Task item — Print every one of the records verbatim, omitting nothing.

▬▬▬▬▬▬

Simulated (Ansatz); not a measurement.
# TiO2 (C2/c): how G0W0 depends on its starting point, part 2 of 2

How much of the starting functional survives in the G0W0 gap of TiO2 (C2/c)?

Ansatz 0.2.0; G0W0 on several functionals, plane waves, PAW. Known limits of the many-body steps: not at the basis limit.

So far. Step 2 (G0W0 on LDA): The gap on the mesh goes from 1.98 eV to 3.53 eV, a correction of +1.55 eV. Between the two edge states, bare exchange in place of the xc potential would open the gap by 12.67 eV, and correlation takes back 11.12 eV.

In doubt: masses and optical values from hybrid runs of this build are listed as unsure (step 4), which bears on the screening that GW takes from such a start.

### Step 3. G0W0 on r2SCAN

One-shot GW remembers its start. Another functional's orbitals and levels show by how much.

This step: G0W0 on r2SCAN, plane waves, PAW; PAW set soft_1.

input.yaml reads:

▬▬▬▬▬▬

Response area —
Simulated (Ansatz); not a measurement.
# TiO2 (C2/c): how G0W0 depends on its starting point, part 2 of 2

How much of the starting functional survives in the G0W0 gap of TiO2 (C2/c)?

Ansatz 0.2.0; G0W0 on several functionals, plane waves, PAW. Known limits of the many-body steps: not at the basis limit.

So far. Step 2 (G0W0 on LDA): The gap on the mesh goes from 1.98 eV to 3.53 eV, a correction of +1.55 eV. Between the two edge states, bare exchange in place of the xc potential would open the gap by 12.67 eV, and correlation takes back 11.12 eV.

In doubt: masses and optical values from hybrid runs of this build are listed as unsure (step 4), which bears on the screening that GW takes from such a start.

### Step 3. G0W0 on r2SCAN

One-shot GW remembers its start. Another functional's orbitals and levels show by how much.

This step: G0W0 on r2SCAN, plane waves, PAW; PAW set soft_1.

input.yaml reads:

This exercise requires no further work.